* _Provided data_
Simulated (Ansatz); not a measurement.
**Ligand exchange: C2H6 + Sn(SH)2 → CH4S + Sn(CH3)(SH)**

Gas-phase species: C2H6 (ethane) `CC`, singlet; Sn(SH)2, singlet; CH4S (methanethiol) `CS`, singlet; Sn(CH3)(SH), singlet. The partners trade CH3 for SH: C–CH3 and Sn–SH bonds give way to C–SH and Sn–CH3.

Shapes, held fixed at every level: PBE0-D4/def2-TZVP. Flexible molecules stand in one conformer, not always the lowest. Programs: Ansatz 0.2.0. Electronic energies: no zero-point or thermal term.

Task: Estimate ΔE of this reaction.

* _Activity_
Nothing may be dropped or altered; repeat every record in full.

* _Response box_
Simulated (Ansatz); not a measurement.
**Ligand exchange: C2H6 + Sn(SH)2 → CH4S + Sn(CH3)(SH)**

Gas-phase species: C2H6 (ethane) `CC`, singlet; Sn(SH)2, singlet; CH4S (methanethiol) `CS`, singlet; Sn(CH3)(SH), singlet. The partners trade CH3 for SH: C–CH3 and Sn–SH bonds give way to C–SH and Sn–CH3.

Shapes, held fixed at every level: PBE0-D4/def2-TZVP. Flexible molecules stand in one conformer, not always the lowest. Programs: Ansatz 0.2.0. Electronic energies: no zero-point or thermal term.

Task: Estimate ΔE of this reaction.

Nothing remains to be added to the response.